Extracted entries:
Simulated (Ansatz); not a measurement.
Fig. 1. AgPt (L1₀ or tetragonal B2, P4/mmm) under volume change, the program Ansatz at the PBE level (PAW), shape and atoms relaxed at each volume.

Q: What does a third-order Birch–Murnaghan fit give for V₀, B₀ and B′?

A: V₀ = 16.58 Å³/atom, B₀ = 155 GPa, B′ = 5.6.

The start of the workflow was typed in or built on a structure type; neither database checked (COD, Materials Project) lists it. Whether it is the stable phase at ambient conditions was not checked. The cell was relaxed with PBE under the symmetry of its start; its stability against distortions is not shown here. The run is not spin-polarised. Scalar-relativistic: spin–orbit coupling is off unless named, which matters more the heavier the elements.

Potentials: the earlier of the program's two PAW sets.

Work item:
From the first line of the entries above to the line with "The start of", please return every line exactly, keeping both ends.

Solution:
Simulated (Ansatz); not a measurement.
Fig. 1. AgPt (L1₀ or tetragonal B2, P4/mmm) under volume change, the program Ansatz at the PBE level (PAW), shape and atoms relaxed at each volume.

Q: What does a third-order Birch–Murnaghan fit give for V₀, B₀ and B′?

A: V₀ = 16.58 Å³/atom, B₀ = 155 GPa, B′ = 5.6.

The start of the workflow was typed in or built on a structure type; neither database checked (COD, Materials Project) lists it. Whether it is the stable phase at ambient conditions was not checked. The cell was relaxed with PBE under the symmetry of its start; its stability against distortions is not shown here. The run is not spin-polarised. Scalar-relativistic: spin–orbit coupling is off unless named, which matters more the heavier the elements.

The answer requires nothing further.